**EXTRACTED INFORMATION:**
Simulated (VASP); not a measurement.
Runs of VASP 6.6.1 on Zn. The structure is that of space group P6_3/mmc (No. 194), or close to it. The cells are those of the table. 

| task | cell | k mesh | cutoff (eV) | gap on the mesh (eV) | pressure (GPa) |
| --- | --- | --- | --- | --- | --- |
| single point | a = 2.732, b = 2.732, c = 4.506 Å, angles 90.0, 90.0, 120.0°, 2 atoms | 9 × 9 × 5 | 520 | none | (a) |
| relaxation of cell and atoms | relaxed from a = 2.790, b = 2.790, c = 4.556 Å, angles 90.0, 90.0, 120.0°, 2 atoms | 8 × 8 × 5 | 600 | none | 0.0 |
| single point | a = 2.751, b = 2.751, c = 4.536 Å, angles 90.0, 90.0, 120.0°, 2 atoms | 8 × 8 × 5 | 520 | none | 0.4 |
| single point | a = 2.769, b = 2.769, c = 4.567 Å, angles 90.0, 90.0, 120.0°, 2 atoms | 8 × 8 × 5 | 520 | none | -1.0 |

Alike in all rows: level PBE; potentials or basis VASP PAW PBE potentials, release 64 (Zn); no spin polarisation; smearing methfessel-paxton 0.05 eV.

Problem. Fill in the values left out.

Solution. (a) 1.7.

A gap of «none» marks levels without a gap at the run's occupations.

**ACTION ITEM:** Print, please, the lines above from the very first through the one that holds "pressure (GPa) |", both included, word for word and with nothing else.

**EXERCISE SOLUTION:**
Simulated (VASP); not a measurement.
Runs of VASP 6.6.1 on Zn. The structure is that of space group P6_3/mmc (No. 194), or close to it. The cells are those of the table. 

| task | cell | k mesh | cutoff (eV) | gap on the mesh (eV) | pressure (GPa) |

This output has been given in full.